Brief:
Using the records below, repeat exactly the lines from the one holding "All numbers below" through the one holding "### What do", both ends included, and no others.

Source information:
━━━

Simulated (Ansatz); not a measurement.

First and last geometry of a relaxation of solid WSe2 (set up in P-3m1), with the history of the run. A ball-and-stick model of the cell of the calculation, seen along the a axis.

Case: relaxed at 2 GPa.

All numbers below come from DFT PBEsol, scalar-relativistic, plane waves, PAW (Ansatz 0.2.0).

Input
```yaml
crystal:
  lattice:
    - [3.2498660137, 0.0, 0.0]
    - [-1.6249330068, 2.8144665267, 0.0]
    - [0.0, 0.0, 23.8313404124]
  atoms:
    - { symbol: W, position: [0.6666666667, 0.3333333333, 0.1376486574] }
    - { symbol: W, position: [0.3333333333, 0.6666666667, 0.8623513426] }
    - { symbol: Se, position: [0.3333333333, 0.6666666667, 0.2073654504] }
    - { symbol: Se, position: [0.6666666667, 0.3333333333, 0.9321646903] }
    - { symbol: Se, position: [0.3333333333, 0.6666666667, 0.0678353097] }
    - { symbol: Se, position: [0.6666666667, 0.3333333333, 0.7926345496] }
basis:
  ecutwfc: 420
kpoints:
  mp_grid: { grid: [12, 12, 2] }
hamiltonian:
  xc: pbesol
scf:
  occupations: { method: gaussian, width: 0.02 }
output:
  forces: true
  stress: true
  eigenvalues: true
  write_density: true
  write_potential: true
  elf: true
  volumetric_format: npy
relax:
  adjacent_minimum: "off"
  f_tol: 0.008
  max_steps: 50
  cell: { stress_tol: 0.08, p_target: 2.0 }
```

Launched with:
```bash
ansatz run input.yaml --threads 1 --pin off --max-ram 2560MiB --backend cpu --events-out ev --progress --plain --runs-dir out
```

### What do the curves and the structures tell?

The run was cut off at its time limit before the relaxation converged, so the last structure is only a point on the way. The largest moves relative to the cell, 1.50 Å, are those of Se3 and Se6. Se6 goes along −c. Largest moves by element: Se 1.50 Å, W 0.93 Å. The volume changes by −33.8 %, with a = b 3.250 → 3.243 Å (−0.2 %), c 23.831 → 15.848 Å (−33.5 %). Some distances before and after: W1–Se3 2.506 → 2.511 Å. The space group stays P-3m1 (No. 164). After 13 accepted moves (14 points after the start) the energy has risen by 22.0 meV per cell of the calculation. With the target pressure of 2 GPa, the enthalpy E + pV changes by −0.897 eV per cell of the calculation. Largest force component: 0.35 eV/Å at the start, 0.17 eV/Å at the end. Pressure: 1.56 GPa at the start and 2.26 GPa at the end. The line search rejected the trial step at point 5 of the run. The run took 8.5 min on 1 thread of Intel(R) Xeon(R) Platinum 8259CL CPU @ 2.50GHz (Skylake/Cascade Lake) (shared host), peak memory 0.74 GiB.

━━━

Task output:
All numbers below come from DFT PBEsol, scalar-relativistic, plane waves, PAW (Ansatz 0.2.0).

Input
```yaml
crystal:
  lattice:
    - [3.2498660137, 0.0, 0.0]
    - [-1.6249330068, 2.8144665267, 0.0]
    - [0.0, 0.0, 23.8313404124]
  atoms:
    - { symbol: W, position: [0.6666666667, 0.3333333333, 0.1376486574] }
    - { symbol: W, position: [0.3333333333, 0.6666666667, 0.8623513426] }
    - { symbol: Se, position: [0.3333333333, 0.6666666667, 0.2073654504] }
    - { symbol: Se, position: [0.6666666667, 0.3333333333, 0.9321646903] }
    - { symbol: Se, position: [0.3333333333, 0.6666666667, 0.0678353097] }
    - { symbol: Se, position: [0.6666666667, 0.3333333333, 0.7926345496] }
basis:
  ecutwfc: 420
kpoints:
  mp_grid: { grid: [12, 12, 2] }
hamiltonian:
  xc: pbesol
scf:
  occupations: { method: gaussian, width: 0.02 }
output:
  forces: true
  stress: true
  eigenvalues: true
  write_density: true
  write_potential: true
  elf: true
  volumetric_format: npy
relax:
  adjacent_minimum: "off"
  f_tol: 0.008
  max_steps: 50
  cell: { stress_tol: 0.08, p_target: 2.0 }
```

Launched with:
```bash
ansatz run input.yaml --threads 1 --pin off --max-ram 2560MiB --backend cpu --events-out ev --progress --plain --runs-dir out
```

### What do the curves and the structures tell?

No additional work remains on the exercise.